__Exercise__: Could you retype, exactly as written, every line from the top of the records through the line that contains "Potentials or basis: VASP"?

__Data shown__:
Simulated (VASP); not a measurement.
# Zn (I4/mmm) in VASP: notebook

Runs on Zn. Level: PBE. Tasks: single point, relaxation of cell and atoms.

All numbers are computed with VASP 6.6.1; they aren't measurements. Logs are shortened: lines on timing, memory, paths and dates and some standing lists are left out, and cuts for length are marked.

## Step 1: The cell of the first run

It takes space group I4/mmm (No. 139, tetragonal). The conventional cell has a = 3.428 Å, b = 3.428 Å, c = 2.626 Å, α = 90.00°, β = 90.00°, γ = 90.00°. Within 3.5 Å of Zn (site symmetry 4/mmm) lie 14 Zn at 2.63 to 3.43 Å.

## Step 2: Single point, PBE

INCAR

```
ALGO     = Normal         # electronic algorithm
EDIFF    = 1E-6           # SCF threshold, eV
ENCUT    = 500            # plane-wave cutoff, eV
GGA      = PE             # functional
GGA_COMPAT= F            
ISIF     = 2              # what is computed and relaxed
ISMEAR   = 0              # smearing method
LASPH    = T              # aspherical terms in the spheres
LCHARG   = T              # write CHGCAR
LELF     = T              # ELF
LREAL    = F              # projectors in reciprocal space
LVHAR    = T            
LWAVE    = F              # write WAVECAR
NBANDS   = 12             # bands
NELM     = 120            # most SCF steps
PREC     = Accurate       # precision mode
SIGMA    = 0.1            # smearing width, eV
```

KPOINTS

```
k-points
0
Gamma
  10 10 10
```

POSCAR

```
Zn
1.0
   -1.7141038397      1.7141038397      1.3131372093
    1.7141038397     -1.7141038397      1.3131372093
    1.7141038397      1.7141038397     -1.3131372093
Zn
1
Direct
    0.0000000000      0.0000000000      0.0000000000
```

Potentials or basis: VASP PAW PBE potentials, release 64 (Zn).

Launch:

__Your response__:
Simulated (VASP); not a measurement.
# Zn (I4/mmm) in VASP: notebook

Runs on Zn. Level: PBE. Tasks: single point, relaxation of cell and atoms.

All numbers are computed with VASP 6.6.1; they aren't measurements. Logs are shortened: lines on timing, memory, paths and dates and some standing lists are left out, and cuts for length are marked.

## Step 1: The cell of the first run

It takes space group I4/mmm (No. 139, tetragonal). The conventional cell has a = 3.428 Å, b = 3.428 Å, c = 2.626 Å, α = 90.00°, β = 90.00°, γ = 90.00°. Within 3.5 Å of Zn (site symmetry 4/mmm) lie 14 Zn at 2.63 to 3.43 Å.

## Step 2: Single point, PBE

INCAR

```
ALGO     = Normal         # electronic algorithm
EDIFF    = 1E-6           # SCF threshold, eV
ENCUT    = 500            # plane-wave cutoff, eV
GGA      = PE             # functional
GGA_COMPAT= F            
ISIF     = 2              # what is computed and relaxed
ISMEAR   = 0              # smearing method
LASPH    = T              # aspherical terms in the spheres
LCHARG   = T              # write CHGCAR
LELF     = T              # ELF
LREAL    = F              # projectors in reciprocal space
LVHAR    = T            
LWAVE    = F              # write WAVECAR
NBANDS   = 12             # bands
NELM     = 120            # most SCF steps
PREC     = Accurate       # precision mode
SIGMA    = 0.1            # smearing width, eV
```

KPOINTS

```
k-points
0
Gamma
  10 10 10
```

POSCAR

```
Zn
1.0
   -1.7141038397      1.7141038397      1.3131372093
    1.7141038397     -1.7141038397      1.3131372093
    1.7141038397      1.7141038397     -1.3131372093
Zn
1
Direct
    0.0000000000      0.0000000000      0.0000000000
```

Potentials or basis: VASP PAW PBE potentials, release 64 (Zn).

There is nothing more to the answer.